WORK ITEM –
Go through the following data and transcribe exactly the stretch of lines from the one holding "0.46 % | 13 | 6.4 |" to the one holding "0.11 % | 13 | 18 |", both included.

=== DATA EXCERPTS ===

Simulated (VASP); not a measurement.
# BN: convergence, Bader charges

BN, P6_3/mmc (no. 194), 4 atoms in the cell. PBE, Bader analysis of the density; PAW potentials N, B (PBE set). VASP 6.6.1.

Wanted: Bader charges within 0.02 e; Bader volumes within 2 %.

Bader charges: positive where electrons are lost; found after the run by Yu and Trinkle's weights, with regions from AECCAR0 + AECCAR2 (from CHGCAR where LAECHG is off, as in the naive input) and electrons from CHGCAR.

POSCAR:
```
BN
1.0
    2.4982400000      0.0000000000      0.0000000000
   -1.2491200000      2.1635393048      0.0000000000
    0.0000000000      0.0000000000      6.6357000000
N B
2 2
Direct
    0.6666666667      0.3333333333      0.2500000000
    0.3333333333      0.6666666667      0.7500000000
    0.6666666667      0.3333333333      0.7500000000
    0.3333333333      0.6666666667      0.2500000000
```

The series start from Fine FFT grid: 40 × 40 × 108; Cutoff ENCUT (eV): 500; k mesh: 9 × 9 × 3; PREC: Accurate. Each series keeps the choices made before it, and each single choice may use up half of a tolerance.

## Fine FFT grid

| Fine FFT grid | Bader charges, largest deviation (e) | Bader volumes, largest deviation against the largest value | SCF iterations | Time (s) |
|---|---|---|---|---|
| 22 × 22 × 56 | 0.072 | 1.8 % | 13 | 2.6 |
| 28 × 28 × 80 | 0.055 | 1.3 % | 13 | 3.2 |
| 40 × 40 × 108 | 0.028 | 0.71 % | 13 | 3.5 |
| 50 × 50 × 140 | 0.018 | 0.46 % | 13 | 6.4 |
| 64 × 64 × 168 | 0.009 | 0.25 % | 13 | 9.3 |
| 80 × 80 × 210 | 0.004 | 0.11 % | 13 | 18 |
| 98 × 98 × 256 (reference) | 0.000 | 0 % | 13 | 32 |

===

ANSWER SPACE –
| 50 × 50 × 140 | 0.018 | 0.46 % | 13 | 6.4 |
| 64 × 64 × 168 | 0.009 | 0.25 % | 13 | 9.3 |
| 80 × 80 × 210 | 0.004 | 0.11 % | 13 | 18 |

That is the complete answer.